Required action: Return the data below, unchanged.

[Entries shown — start]

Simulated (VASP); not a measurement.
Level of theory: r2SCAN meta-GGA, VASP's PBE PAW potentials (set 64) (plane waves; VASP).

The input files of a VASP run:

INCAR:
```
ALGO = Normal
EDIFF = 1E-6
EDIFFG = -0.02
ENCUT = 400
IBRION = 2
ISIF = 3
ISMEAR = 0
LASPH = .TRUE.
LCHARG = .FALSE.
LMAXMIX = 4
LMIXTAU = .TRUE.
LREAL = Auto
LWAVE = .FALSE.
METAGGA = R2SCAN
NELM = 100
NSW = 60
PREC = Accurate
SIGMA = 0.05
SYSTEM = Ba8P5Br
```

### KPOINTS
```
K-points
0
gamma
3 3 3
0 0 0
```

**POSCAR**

[Entries shown — finish]

Task output:
Simulated (VASP); not a measurement.
Level of theory: r2SCAN meta-GGA, VASP's PBE PAW potentials (set 64) (plane waves; VASP).

The input files of a VASP run:

INCAR:
```
ALGO = Normal
EDIFF = 1E-6
EDIFFG = -0.02
ENCUT = 400
IBRION = 2
ISIF = 3
ISMEAR = 0
LASPH = .TRUE.
LCHARG = .FALSE.
LMAXMIX = 4
LMIXTAU = .TRUE.
LREAL = Auto
LWAVE = .FALSE.
METAGGA = R2SCAN
NELM = 100
NSW = 60
PREC = Accurate
SIGMA = 0.05
SYSTEM = Ba8P5Br
```

### KPOINTS
```
K-points
0
gamma
3 3 3
0 0 0
```

**POSCAR**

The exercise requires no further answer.